**Information supplied**
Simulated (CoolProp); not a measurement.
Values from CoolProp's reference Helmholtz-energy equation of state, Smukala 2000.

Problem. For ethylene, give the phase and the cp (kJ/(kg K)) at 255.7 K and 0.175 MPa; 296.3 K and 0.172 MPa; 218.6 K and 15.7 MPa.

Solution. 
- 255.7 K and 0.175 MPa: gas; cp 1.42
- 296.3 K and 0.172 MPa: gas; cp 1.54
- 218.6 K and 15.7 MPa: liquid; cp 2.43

**Requirement**
Copy, please, exactly the lines that start at the first line of the data and end at the line containing "- 296.3 K and 0.172 MPa: gas; cp 1.54", both kept and no others.

**Written solution**
Simulated (CoolProp); not a measurement.
Values from CoolProp's reference Helmholtz-energy equation of state, Smukala 2000.

Problem. For ethylene, give the phase and the cp (kJ/(kg K)) at 255.7 K and 0.175 MPa; 296.3 K and 0.172 MPa; 218.6 K and 15.7 MPa.

Solution. 
- 255.7 K and 0.175 MPa: gas; cp 1.42
- 296.3 K and 0.172 MPa: gas; cp 1.54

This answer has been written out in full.